→ **Work order**: A verbatim copy of the entries is the required answer.

··· Given information ···

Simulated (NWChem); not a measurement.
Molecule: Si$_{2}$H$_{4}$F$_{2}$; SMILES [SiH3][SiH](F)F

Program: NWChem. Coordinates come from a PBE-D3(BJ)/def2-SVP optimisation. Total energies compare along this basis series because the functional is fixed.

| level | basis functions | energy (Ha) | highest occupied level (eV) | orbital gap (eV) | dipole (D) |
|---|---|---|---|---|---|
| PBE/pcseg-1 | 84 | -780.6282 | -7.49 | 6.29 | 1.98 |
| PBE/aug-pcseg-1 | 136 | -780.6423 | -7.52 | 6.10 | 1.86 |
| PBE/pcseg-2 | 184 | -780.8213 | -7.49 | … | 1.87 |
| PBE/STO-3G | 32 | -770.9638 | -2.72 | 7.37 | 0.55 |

···

→ **Your solution**:
Simulated (NWChem); not a measurement.
Molecule: Si$_{2}$H$_{4}$F$_{2}$; SMILES [SiH3][SiH](F)F

Program: NWChem. Coordinates come from a PBE-D3(BJ)/def2-SVP optimisation. Total energies compare along this basis series because the functional is fixed.

| level | basis functions | energy (Ha) | highest occupied level (eV) | orbital gap (eV) | dipole (D) |
|---|---|---|---|---|---|
| PBE/pcseg-1 | 84 | -780.6282 | -7.49 | 6.29 | 1.98 |
| PBE/aug-pcseg-1 | 136 | -780.6423 | -7.52 | 6.10 | 1.86 |
| PBE/pcseg-2 | 184 | -780.8213 | -7.49 | … | 1.87 |
| PBE/STO-3G | 32 | -770.9638 | -2.72 | 7.37 | 0.55 |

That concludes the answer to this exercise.